• • • •

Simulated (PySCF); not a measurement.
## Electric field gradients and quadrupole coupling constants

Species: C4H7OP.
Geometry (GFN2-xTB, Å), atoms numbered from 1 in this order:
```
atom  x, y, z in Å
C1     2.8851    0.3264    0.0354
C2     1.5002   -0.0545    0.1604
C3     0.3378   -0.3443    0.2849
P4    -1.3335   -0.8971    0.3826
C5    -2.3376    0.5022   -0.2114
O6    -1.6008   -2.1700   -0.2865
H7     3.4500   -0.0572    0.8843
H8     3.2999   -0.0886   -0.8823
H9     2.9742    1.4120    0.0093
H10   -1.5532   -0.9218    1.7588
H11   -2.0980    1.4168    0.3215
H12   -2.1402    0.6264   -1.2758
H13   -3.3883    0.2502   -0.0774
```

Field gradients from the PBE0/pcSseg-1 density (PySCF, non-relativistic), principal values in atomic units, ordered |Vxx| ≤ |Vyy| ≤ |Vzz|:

• • • •

Transcribe the records in full, word for word.

Simulated (PySCF); not a measurement.
## Electric field gradients and quadrupole coupling constants

Species: C4H7OP.
Geometry (GFN2-xTB, Å), atoms numbered from 1 in this order:
```
atom  x, y, z in Å
C1     2.8851    0.3264    0.0354
C2     1.5002   -0.0545    0.1604
C3     0.3378   -0.3443    0.2849
P4    -1.3335   -0.8971    0.3826
C5    -2.3376    0.5022   -0.2114
O6    -1.6008   -2.1700   -0.2865
H7     3.4500   -0.0572    0.8843
H8     3.2999   -0.0886   -0.8823
H9     2.9742    1.4120    0.0093
H10   -1.5532   -0.9218    1.7588
H11   -2.0980    1.4168    0.3215
H12   -2.1402    0.6264   -1.2758
H13   -3.3883    0.2502   -0.0774
```

Field gradients from the PBE0/pcSseg-1 density (PySCF, non-relativistic), principal values in atomic units, ordered |Vxx| ≤ |Vyy| ≤ |Vzz|:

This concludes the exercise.